> _Work order_
The required output is the exact run of lines below that opens at the line with "(Ansatz, PBE0-D4/def2-TZVP geometry)." and closes at the line with "be the lowest.".

> _Data for review_
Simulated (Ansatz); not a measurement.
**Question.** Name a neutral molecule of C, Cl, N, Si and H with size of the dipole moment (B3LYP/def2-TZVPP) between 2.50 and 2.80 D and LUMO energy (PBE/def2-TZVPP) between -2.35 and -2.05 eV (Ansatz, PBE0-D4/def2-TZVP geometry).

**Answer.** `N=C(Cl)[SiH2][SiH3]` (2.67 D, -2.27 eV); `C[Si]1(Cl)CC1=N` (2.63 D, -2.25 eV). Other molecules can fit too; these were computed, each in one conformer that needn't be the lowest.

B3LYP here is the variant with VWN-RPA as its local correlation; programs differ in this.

> _Exercise answer_
**Question.** Name a neutral molecule of C, Cl, N, Si and H with size of the dipole moment (B3LYP/def2-TZVPP) between 2.50 and 2.80 D and LUMO energy (PBE/def2-TZVPP) between -2.35 and -2.05 eV (Ansatz, PBE0-D4/def2-TZVP geometry).

**Answer.** `N=C(Cl)[SiH2][SiH3]` (2.67 D, -2.27 eV); `C[Si]1(Cl)CC1=N` (2.63 D, -2.25 eV). Other molecules can fit too; these were computed, each in one conformer that needn't be the lowest.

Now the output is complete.